## [WORK ORDER]
Your job with the data below is to output exactly the lines from the one holding "C–C (1.50 Å): the" down to the one holding "the electrons localised?", both included, and no others.

## [DATA UNDER STUDY]
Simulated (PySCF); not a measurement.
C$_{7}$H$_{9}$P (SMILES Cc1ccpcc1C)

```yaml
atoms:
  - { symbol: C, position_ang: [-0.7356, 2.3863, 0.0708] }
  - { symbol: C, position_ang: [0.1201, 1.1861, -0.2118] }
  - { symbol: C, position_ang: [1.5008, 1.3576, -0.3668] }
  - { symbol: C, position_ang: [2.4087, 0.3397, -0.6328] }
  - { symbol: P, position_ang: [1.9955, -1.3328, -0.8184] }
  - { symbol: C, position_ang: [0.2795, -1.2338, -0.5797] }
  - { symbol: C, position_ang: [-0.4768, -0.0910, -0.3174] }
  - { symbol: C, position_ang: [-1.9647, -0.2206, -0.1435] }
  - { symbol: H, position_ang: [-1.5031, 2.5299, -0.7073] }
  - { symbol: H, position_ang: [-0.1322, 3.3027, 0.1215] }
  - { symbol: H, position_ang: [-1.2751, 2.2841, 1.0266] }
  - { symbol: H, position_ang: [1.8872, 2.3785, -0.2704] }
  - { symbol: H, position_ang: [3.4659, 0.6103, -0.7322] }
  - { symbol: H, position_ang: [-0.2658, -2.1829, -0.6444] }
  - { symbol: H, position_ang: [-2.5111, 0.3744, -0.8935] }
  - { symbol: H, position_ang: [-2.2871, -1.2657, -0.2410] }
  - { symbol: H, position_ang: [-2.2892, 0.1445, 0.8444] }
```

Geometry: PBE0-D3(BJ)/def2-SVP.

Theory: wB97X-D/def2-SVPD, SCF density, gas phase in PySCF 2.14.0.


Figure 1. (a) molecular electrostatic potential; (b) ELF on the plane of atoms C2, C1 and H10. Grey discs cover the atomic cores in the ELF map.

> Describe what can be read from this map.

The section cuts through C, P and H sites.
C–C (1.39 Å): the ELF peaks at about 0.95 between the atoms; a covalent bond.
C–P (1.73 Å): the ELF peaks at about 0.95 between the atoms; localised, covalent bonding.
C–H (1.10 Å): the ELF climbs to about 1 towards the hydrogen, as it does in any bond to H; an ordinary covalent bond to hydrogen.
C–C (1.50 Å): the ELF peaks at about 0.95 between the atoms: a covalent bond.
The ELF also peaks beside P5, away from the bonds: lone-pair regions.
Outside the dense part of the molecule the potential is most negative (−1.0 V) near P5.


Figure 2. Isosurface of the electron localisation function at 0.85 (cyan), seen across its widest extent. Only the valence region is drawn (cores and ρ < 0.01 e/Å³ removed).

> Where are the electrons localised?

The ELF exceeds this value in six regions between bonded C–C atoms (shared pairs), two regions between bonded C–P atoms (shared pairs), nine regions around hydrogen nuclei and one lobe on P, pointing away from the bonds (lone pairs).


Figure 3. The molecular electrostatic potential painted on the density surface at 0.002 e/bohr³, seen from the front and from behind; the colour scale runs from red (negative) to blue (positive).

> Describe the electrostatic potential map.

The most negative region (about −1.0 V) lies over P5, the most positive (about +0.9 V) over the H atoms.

## [ANSWER SPACE]
C–C (1.50 Å): the ELF peaks at about 0.95 between the atoms: a covalent bond.
The ELF also peaks beside P5, away from the bonds: lone-pair regions.
Outside the dense part of the molecule the potential is most negative (−1.0 V) near P5.


Figure 2. Isosurface of the electron localisation function at 0.85 (cyan), seen across its widest extent. Only the valence region is drawn (cores and ρ < 0.01 e/Å³ removed).

> Where are the electrons localised?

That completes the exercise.